| Records provided |
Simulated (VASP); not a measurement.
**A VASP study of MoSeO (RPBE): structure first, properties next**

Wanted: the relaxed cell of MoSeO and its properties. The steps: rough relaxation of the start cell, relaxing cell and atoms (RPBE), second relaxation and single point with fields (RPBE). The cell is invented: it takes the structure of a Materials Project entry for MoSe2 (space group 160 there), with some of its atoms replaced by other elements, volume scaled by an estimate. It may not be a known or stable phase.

| Exercise |
Return the whole listing, keeping each word as it stands.

| Written response |
Simulated (VASP); not a measurement.
**A VASP study of MoSeO (RPBE): structure first, properties next**

Wanted: the relaxed cell of MoSeO and its properties. The steps: rough relaxation of the start cell, relaxing cell and atoms (RPBE), second relaxation and single point with fields (RPBE). The cell is invented: it takes the structure of a Materials Project entry for MoSe2 (space group 160 there), with some of its atoms replaced by other elements, volume scaled by an estimate. It may not be a known or stable phase.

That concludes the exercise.